Produce an exact copy of the lines below, starting at the first and ending with the line containing "The computed values".

········
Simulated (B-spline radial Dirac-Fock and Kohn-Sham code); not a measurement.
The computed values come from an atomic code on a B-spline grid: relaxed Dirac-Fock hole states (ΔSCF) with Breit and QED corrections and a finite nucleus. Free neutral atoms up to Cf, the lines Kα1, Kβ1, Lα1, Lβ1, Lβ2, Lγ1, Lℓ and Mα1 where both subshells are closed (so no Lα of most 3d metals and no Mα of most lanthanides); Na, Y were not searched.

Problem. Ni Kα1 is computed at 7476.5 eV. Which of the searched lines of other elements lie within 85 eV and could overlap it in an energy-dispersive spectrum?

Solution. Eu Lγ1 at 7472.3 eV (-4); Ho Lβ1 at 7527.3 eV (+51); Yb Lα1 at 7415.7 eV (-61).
········

• _Response area_:
Simulated (B-spline radial Dirac-Fock and Kohn-Sham code); not a measurement.
The computed values come from an atomic code on a B-spline grid: relaxed Dirac-Fock hole states (ΔSCF) with Breit and QED corrections and a finite nucleus. Free neutral atoms up to Cf, the lines Kα1, Kβ1, Lα1, Lβ1, Lβ2, Lγ1, Lℓ and Mα1 where both subshells are closed (so no Lα of most 3d metals and no Mα of most lanthanides); Na, Y were not searched.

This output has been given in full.